- **TASK ITEM**
Your answer must be an exact copy of the listing below.

══════

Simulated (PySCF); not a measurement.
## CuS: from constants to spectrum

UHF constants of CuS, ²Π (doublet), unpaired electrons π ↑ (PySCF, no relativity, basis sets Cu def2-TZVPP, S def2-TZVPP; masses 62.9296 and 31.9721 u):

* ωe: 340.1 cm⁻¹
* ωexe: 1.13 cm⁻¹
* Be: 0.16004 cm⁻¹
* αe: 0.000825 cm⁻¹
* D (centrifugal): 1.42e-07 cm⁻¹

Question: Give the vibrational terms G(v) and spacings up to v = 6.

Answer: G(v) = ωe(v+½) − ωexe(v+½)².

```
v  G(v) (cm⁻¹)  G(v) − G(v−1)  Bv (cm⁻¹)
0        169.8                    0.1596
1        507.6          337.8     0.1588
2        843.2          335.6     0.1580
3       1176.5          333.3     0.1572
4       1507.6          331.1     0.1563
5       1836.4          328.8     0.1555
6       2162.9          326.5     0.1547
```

══════

- **ANSWER BOX**
Simulated (PySCF); not a measurement.
## CuS: from constants to spectrum

UHF constants of CuS, ²Π (doublet), unpaired electrons π ↑ (PySCF, no relativity, basis sets Cu def2-TZVPP, S def2-TZVPP; masses 62.9296 and 31.9721 u):

* ωe: 340.1 cm⁻¹
* ωexe: 1.13 cm⁻¹
* Be: 0.16004 cm⁻¹
* αe: 0.000825 cm⁻¹
* D (centrifugal): 1.42e-07 cm⁻¹

Question: Give the vibrational terms G(v) and spacings up to v = 6.

Answer: G(v) = ωe(v+½) − ωexe(v+½)².

```
v  G(v) (cm⁻¹)  G(v) − G(v−1)  Bv (cm⁻¹)
0        169.8                    0.1596
1        507.6          337.8     0.1588
2        843.2          335.6     0.1580
3       1176.5          333.3     0.1572
4       1507.6          331.1     0.1563
5       1836.4          328.8     0.1555
6       2162.9          326.5     0.1547
```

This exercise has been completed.